● INPUT DATA
○ ○ ○ ○ ○ ○ ○
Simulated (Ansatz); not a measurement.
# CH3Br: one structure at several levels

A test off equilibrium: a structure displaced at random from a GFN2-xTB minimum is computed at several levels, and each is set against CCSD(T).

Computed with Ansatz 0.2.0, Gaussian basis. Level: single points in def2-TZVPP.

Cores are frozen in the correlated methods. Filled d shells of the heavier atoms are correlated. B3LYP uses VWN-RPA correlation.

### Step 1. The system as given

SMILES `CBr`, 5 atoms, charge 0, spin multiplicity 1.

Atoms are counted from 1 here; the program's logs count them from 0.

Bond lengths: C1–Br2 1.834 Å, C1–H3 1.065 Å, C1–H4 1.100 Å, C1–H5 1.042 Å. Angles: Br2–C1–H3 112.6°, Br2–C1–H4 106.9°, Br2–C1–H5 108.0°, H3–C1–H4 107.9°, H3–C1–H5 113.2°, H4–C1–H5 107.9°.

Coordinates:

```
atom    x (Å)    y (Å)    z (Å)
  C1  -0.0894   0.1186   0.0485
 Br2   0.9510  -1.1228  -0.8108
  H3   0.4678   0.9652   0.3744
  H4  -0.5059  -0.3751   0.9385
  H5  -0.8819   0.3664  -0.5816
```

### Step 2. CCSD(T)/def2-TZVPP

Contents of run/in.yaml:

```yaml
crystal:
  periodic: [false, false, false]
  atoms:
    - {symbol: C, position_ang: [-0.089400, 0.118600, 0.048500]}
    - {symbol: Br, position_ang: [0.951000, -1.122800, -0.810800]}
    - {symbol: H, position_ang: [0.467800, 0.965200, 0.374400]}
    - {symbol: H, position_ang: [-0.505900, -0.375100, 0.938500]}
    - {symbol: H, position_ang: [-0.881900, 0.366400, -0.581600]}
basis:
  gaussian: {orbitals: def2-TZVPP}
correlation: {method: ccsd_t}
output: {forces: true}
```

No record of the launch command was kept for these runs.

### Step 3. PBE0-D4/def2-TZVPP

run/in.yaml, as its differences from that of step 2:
○ ○ ○ ○ ○ ○ ○

● ACTIVITY
Beginning at the top of the entries above, output each line exactly, and end with the line in which "A test off equilibrium: a" appears.

● EXERCISE OUTPUT
Simulated (Ansatz); not a measurement.
# CH3Br: one structure at several levels

A test off equilibrium: a structure displaced at random from a GFN2-xTB minimum is computed at several levels, and each is set against CCSD(T).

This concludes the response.